Segment Start: EXTRACTED ENTRIES

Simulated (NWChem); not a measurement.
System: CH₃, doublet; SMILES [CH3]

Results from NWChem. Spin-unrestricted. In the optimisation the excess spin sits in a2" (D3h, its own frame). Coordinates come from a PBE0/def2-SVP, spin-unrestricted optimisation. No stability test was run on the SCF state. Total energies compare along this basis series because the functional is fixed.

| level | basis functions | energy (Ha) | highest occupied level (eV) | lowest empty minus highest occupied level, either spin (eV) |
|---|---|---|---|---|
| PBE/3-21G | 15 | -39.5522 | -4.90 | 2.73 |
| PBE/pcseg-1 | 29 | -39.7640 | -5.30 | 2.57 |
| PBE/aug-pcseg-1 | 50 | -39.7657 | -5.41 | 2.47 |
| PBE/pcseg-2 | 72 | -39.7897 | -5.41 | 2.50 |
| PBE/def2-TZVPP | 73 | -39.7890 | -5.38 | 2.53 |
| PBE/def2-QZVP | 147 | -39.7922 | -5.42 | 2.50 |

Segment End: EXTRACTED ENTRIES

* WORK ITEM
From the first line of the listing above to the line that contains "-5.38 | 2.53 |", inclusive, restate every line word for word. Nothing else belongs in the answer.

* YOUR SOLUTION
Simulated (NWChem); not a measurement.
System: CH₃, doublet; SMILES [CH3]

Results from NWChem. Spin-unrestricted. In the optimisation the excess spin sits in a2" (D3h, its own frame). Coordinates come from a PBE0/def2-SVP, spin-unrestricted optimisation. No stability test was run on the SCF state. Total energies compare along this basis series because the functional is fixed.

| level | basis functions | energy (Ha) | highest occupied level (eV) | lowest empty minus highest occupied level, either spin (eV) |
|---|---|---|---|---|
| PBE/3-21G | 15 | -39.5522 | -4.90 | 2.73 |
| PBE/pcseg-1 | 29 | -39.7640 | -5.30 | 2.57 |
| PBE/aug-pcseg-1 | 50 | -39.7657 | -5.41 | 2.47 |
| PBE/pcseg-2 | 72 | -39.7897 | -5.41 | 2.50 |
| PBE/def2-TZVPP | 73 | -39.7890 | -5.38 | 2.53 |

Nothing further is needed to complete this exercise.